ASSIGNMENT =>
Each of the lines below must be restated exactly.

PROVIDED INFORMATION =>
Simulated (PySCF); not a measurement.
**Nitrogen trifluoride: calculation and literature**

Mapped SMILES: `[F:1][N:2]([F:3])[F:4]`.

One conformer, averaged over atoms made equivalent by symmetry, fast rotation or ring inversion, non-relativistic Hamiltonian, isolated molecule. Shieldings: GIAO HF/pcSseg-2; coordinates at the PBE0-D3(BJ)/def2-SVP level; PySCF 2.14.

RESPONSE AREA =>
Simulated (PySCF); not a measurement.
**Nitrogen trifluoride: calculation and literature**

Mapped SMILES: `[F:1][N:2]([F:3])[F:4]`.

One conformer, averaged over atoms made equivalent by symmetry, fast rotation or ring inversion, non-relativistic Hamiltonian, isolated molecule. Shieldings: GIAO HF/pcSseg-2; coordinates at the PBE0-D3(BJ)/def2-SVP level; PySCF 2.14.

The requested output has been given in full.